> [Work request]: Each entry needs to be reproduced verbatim.

(Data provided begins)

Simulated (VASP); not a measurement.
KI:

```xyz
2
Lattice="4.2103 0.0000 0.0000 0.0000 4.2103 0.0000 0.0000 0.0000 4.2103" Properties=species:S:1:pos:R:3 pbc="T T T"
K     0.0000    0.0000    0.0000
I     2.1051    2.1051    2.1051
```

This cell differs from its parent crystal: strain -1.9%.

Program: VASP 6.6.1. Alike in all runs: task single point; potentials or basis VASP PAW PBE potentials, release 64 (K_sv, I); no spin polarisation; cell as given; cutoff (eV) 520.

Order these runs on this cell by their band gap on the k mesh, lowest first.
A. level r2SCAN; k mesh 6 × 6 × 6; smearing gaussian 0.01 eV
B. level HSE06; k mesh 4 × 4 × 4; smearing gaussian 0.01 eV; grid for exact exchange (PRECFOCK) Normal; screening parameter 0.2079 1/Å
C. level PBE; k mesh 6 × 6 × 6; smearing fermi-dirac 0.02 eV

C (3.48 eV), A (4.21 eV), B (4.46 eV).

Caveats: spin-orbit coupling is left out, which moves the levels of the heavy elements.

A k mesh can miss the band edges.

(Data provided ends)

> [Your response]:
Simulated (VASP); not a measurement.
KI:

```xyz
2
Lattice="4.2103 0.0000 0.0000 0.0000 4.2103 0.0000 0.0000 0.0000 4.2103" Properties=species:S:1:pos:R:3 pbc="T T T"
K     0.0000    0.0000    0.0000
I     2.1051    2.1051    2.1051
```

This cell differs from its parent crystal: strain -1.9%.

Program: VASP 6.6.1. Alike in all runs: task single point; potentials or basis VASP PAW PBE potentials, release 64 (K_sv, I); no spin polarisation; cell as given; cutoff (eV) 520.

Order these runs on this cell by their band gap on the k mesh, lowest first.
A. level r2SCAN; k mesh 6 × 6 × 6; smearing gaussian 0.01 eV
B. level HSE06; k mesh 4 × 4 × 4; smearing gaussian 0.01 eV; grid for exact exchange (PRECFOCK) Normal; screening parameter 0.2079 1/Å
C. level PBE; k mesh 6 × 6 × 6; smearing fermi-dirac 0.02 eV

C (3.48 eV), A (4.21 eV), B (4.46 eV).

Caveats: spin-orbit coupling is left out, which moves the levels of the heavy elements.

A k mesh can miss the band edges.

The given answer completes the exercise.